ASSIGNED TASK ->
Transcribe each record exactly as it appears.

#####
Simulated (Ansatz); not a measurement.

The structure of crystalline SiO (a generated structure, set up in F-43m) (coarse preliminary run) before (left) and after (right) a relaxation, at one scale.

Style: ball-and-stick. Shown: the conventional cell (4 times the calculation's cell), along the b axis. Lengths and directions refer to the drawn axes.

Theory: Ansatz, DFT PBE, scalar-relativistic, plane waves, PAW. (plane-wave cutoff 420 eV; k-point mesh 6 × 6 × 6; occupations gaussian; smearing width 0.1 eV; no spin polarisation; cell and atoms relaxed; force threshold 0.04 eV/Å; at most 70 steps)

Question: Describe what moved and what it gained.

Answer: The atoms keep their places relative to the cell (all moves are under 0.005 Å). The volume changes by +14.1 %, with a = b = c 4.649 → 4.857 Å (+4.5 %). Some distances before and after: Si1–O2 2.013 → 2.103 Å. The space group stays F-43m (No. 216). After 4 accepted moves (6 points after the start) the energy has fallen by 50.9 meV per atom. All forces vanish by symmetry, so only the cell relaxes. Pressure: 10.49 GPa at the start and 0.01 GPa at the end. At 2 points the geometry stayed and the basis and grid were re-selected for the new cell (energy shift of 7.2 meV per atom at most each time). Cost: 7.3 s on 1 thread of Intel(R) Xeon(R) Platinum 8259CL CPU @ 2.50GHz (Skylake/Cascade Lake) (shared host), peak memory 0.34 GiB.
#####

ANSWER SECTION ->
Simulated (Ansatz); not a measurement.

The structure of crystalline SiO (a generated structure, set up in F-43m) (coarse preliminary run) before (left) and after (right) a relaxation, at one scale.

Style: ball-and-stick. Shown: the conventional cell (4 times the calculation's cell), along the b axis. Lengths and directions refer to the drawn axes.

Theory: Ansatz, DFT PBE, scalar-relativistic, plane waves, PAW. (plane-wave cutoff 420 eV; k-point mesh 6 × 6 × 6; occupations gaussian; smearing width 0.1 eV; no spin polarisation; cell and atoms relaxed; force threshold 0.04 eV/Å; at most 70 steps)

Question: Describe what moved and what it gained.

Answer: The atoms keep their places relative to the cell (all moves are under 0.005 Å). The volume changes by +14.1 %, with a = b = c 4.649 → 4.857 Å (+4.5 %). Some distances before and after: Si1–O2 2.013 → 2.103 Å. The space group stays F-43m (No. 216). After 4 accepted moves (6 points after the start) the energy has fallen by 50.9 meV per atom. All forces vanish by symmetry, so only the cell relaxes. Pressure: 10.49 GPa at the start and 0.01 GPa at the end. At 2 points the geometry stayed and the basis and grid were re-selected for the new cell (energy shift of 7.2 meV per atom at most each time). Cost: 7.3 s on 1 thread of Intel(R) Xeon(R) Platinum 8259CL CPU @ 2.50GHz (Skylake/Cascade Lake) (shared host), peak memory 0.34 GiB.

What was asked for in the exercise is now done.